• **ACTIVITY**:
Repeat the records below line by line, exactly, finishing on the line that contains "[Runs of the".

• **DATASET CONTENT**:
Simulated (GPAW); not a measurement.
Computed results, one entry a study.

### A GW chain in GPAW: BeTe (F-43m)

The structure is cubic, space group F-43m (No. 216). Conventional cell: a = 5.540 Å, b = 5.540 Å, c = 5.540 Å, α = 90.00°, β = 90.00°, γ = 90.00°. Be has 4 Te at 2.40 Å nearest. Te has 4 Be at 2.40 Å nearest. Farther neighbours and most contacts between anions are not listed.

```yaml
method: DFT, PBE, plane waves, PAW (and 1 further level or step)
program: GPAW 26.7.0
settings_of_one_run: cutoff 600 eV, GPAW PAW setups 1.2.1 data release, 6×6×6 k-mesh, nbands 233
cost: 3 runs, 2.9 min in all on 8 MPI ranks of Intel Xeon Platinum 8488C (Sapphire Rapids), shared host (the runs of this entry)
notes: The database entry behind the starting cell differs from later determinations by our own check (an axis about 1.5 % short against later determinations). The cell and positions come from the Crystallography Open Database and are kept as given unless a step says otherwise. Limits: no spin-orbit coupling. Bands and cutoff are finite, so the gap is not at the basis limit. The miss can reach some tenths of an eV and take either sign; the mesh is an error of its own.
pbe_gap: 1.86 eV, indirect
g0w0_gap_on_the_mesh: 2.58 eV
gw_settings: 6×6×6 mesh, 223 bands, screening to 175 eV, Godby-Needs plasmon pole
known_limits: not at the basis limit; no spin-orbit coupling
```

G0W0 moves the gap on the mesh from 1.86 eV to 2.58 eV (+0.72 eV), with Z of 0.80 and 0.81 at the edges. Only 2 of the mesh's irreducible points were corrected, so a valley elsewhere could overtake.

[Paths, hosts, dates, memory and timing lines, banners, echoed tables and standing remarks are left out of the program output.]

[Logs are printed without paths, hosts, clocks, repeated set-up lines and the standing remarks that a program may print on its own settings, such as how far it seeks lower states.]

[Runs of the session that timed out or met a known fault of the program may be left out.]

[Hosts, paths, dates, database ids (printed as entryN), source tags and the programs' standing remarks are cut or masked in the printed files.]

• **EXPECTED ANSWER**:
Simulated (GPAW); not a measurement.
Computed results, one entry a study.

### A GW chain in GPAW: BeTe (F-43m)

The structure is cubic, space group F-43m (No. 216). Conventional cell: a = 5.540 Å, b = 5.540 Å, c = 5.540 Å, α = 90.00°, β = 90.00°, γ = 90.00°. Be has 4 Te at 2.40 Å nearest. Te has 4 Be at 2.40 Å nearest. Farther neighbours and most contacts between anions are not listed.

```yaml
method: DFT, PBE, plane waves, PAW (and 1 further level or step)
program: GPAW 26.7.0
settings_of_one_run: cutoff 600 eV, GPAW PAW setups 1.2.1 data release, 6×6×6 k-mesh, nbands 233
cost: 3 runs, 2.9 min in all on 8 MPI ranks of Intel Xeon Platinum 8488C (Sapphire Rapids), shared host (the runs of this entry)
notes: The database entry behind the starting cell differs from later determinations by our own check (an axis about 1.5 % short against later determinations). The cell and positions come from the Crystallography Open Database and are kept as given unless a step says otherwise. Limits: no spin-orbit coupling. Bands and cutoff are finite, so the gap is not at the basis limit. The miss can reach some tenths of an eV and take either sign; the mesh is an error of its own.
pbe_gap: 1.86 eV, indirect
g0w0_gap_on_the_mesh: 2.58 eV
gw_settings: 6×6×6 mesh, 223 bands, screening to 175 eV, Godby-Needs plasmon pole
known_limits: not at the basis limit; no spin-orbit coupling
```

G0W0 moves the gap on the mesh from 1.86 eV to 2.58 eV (+0.72 eV), with Z of 0.80 and 0.81 at the edges. Only 2 of the mesh's irreducible points were corrected, so a valley elsewhere could overtake.

[Paths, hosts, dates, memory and timing lines, banners, echoed tables and standing remarks are left out of the program output.]

[Logs are printed without paths, hosts, clocks, repeated set-up lines and the standing remarks that a program may print on its own settings, such as how far it seeks lower states.]

[Runs of the session that timed out or met a known fault of the program may be left out.]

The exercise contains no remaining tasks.